Supplied information:
--------------------------------------------------

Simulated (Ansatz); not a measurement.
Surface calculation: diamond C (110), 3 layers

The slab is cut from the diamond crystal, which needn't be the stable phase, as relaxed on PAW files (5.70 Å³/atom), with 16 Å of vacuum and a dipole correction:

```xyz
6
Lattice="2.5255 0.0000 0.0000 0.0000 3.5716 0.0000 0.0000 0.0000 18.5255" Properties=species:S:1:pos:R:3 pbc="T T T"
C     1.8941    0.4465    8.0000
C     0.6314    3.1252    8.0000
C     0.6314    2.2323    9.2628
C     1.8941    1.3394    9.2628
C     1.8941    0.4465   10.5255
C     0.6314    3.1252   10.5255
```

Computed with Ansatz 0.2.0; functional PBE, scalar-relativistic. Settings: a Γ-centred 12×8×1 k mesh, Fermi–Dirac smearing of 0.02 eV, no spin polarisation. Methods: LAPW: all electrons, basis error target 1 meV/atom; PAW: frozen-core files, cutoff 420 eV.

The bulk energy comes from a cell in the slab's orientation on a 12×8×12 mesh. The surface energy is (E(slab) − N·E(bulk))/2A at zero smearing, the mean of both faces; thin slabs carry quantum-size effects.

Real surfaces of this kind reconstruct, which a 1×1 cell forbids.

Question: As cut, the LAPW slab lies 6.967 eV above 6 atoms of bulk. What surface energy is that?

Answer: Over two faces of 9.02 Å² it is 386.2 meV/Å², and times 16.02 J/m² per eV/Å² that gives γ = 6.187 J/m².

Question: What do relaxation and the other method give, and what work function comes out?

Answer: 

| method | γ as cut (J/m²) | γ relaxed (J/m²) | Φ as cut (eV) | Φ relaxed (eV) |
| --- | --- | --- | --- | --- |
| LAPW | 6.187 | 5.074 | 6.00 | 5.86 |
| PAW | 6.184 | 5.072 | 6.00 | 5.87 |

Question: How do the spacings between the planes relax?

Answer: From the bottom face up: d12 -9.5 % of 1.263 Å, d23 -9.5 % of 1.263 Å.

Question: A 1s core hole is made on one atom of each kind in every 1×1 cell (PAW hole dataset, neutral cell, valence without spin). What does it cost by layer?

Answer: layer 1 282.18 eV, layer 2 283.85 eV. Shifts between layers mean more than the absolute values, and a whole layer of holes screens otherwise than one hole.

--------------------------------------------------

Where the listing above has a line with "Question: What do", start there, and output every line exactly through the line with "Question: A 1s", which is also included.

Question: What do relaxation and the other method give, and what work function comes out?

Answer: 

| method | γ as cut (J/m²) | γ relaxed (J/m²) | Φ as cut (eV) | Φ relaxed (eV) |
| --- | --- | --- | --- | --- |
| LAPW | 6.187 | 5.074 | 6.00 | 5.86 |
| PAW | 6.184 | 5.072 | 6.00 | 5.87 |

Question: How do the spacings between the planes relax?

Answer: From the bottom face up: d12 -9.5 % of 1.263 Å, d23 -9.5 % of 1.263 Å.

Question: A 1s core hole is made on one atom of each kind in every 1×1 cell (PAW hole dataset, neutral cell, valence without spin). What does it cost by layer?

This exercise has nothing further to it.